▸ WORK INSTRUCTION
Please restate verbatim the lines that open the listing below, ending with the line in which "Answer: About 14 s." occurs.

▸ EXTRACTED RECORDS
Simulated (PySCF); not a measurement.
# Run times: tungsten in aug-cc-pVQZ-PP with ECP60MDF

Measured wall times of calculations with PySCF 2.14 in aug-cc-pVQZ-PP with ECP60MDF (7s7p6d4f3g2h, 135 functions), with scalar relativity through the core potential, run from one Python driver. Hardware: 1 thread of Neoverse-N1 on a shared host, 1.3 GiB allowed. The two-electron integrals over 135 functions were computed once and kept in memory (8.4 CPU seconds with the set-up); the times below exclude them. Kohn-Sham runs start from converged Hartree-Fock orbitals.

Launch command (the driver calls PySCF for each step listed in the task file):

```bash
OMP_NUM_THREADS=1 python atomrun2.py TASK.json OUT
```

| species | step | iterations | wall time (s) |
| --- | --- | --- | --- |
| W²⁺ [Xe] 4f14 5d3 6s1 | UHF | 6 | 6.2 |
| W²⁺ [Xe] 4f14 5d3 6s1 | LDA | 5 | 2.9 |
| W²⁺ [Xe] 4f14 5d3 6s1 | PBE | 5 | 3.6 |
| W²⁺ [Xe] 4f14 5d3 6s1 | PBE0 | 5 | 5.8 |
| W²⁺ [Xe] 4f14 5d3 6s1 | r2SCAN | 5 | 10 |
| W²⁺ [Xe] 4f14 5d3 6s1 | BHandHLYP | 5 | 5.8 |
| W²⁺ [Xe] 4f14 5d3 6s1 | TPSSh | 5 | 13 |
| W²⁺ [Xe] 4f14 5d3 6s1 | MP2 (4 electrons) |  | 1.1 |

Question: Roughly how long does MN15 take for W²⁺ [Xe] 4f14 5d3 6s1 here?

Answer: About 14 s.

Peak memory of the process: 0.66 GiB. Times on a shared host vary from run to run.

▸ EXERCISE ANSWER
Simulated (PySCF); not a measurement.
# Run times: tungsten in aug-cc-pVQZ-PP with ECP60MDF

Measured wall times of calculations with PySCF 2.14 in aug-cc-pVQZ-PP with ECP60MDF (7s7p6d4f3g2h, 135 functions), with scalar relativity through the core potential, run from one Python driver. Hardware: 1 thread of Neoverse-N1 on a shared host, 1.3 GiB allowed. The two-electron integrals over 135 functions were computed once and kept in memory (8.4 CPU seconds with the set-up); the times below exclude them. Kohn-Sham runs start from converged Hartree-Fock orbitals.

Launch command (the driver calls PySCF for each step listed in the task file):

```bash
OMP_NUM_THREADS=1 python atomrun2.py TASK.json OUT
```

| species | step | iterations | wall time (s) |
| --- | --- | --- | --- |
| W²⁺ [Xe] 4f14 5d3 6s1 | UHF | 6 | 6.2 |
| W²⁺ [Xe] 4f14 5d3 6s1 | LDA | 5 | 2.9 |
| W²⁺ [Xe] 4f14 5d3 6s1 | PBE | 5 | 3.6 |
| W²⁺ [Xe] 4f14 5d3 6s1 | PBE0 | 5 | 5.8 |
| W²⁺ [Xe] 4f14 5d3 6s1 | r2SCAN | 5 | 10 |
| W²⁺ [Xe] 4f14 5d3 6s1 | BHandHLYP | 5 | 5.8 |
| W²⁺ [Xe] 4f14 5d3 6s1 | TPSSh | 5 | 13 |
| W²⁺ [Xe] 4f14 5d3 6s1 | MP2 (4 electrons) |  | 1.1 |

Question: Roughly how long does MN15 take for W²⁺ [Xe] 4f14 5d3 6s1 here?

Answer: About 14 s.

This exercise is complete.